Write out only the opening lines of the entries, through the line with "Aim: see what".

** Source information follows **

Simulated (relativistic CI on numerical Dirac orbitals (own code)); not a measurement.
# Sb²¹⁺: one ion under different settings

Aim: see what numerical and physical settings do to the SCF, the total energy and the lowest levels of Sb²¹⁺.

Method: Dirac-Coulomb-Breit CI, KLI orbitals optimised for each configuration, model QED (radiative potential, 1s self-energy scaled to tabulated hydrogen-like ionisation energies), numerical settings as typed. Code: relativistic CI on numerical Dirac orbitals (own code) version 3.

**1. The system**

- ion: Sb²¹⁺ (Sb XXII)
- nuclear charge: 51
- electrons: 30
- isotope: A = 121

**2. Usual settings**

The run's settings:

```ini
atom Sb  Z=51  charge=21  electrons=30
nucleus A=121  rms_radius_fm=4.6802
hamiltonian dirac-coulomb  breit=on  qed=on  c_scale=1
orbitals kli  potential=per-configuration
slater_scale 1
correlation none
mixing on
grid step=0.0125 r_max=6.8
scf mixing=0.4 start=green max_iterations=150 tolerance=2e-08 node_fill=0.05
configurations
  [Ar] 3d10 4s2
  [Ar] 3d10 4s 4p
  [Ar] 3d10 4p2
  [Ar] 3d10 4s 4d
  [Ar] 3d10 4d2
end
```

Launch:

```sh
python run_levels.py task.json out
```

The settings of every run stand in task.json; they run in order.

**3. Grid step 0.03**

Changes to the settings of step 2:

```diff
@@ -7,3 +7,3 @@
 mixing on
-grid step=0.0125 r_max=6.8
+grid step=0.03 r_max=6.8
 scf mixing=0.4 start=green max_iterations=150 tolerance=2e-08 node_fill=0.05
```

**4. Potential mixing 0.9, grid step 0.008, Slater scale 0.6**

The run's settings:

** End of Source information **

> [Task solution]
Simulated (relativistic CI on numerical Dirac orbitals (own code)); not a measurement.
# Sb²¹⁺: one ion under different settings

Aim: see what numerical and physical settings do to the SCF, the total energy and the lowest levels of Sb²¹⁺.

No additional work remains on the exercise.